## Data extract
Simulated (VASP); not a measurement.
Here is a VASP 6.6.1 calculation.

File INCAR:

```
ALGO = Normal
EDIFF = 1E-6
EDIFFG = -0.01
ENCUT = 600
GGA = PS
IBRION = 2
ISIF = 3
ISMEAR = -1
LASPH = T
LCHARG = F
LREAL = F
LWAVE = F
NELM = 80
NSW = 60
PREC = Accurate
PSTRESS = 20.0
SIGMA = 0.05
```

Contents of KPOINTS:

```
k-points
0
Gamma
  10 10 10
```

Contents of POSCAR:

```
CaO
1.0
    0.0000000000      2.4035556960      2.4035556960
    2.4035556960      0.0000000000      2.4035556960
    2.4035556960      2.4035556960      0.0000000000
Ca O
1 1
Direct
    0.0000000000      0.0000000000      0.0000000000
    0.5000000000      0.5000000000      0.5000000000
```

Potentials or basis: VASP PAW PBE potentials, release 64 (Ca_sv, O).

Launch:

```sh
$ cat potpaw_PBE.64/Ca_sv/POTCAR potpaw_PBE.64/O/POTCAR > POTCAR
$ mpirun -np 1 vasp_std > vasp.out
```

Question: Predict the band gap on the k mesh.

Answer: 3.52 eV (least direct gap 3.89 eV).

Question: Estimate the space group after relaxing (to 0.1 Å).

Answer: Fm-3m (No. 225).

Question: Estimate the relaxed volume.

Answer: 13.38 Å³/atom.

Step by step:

## Work item
All of the material above should be set down again, unaltered.

## Written reply
Simulated (VASP); not a measurement.
Here is a VASP 6.6.1 calculation.

File INCAR:

```
ALGO = Normal
EDIFF = 1E-6
EDIFFG = -0.01
ENCUT = 600
GGA = PS
IBRION = 2
ISIF = 3
ISMEAR = -1
LASPH = T
LCHARG = F
LREAL = F
LWAVE = F
NELM = 80
NSW = 60
PREC = Accurate
PSTRESS = 20.0
SIGMA = 0.05
```

Contents of KPOINTS:

```
k-points
0
Gamma
  10 10 10
```

Contents of POSCAR:

```
CaO
1.0
    0.0000000000      2.4035556960      2.4035556960
    2.4035556960      0.0000000000      2.4035556960
    2.4035556960      2.4035556960      0.0000000000
Ca O
1 1
Direct
    0.0000000000      0.0000000000      0.0000000000
    0.5000000000      0.5000000000      0.5000000000
```

Potentials or basis: VASP PAW PBE potentials, release 64 (Ca_sv, O).

Launch:

```sh
$ cat potpaw_PBE.64/Ca_sv/POTCAR potpaw_PBE.64/O/POTCAR > POTCAR
$ mpirun -np 1 vasp_std > vasp.out
```

Question: Predict the band gap on the k mesh.

Answer: 3.52 eV (least direct gap 3.89 eV).

Question: Estimate the space group after relaxing (to 0.1 Å).

Answer: Fm-3m (No. 225).

Question: Estimate the relaxed volume.

Answer: 13.38 Å³/atom.

Step by step:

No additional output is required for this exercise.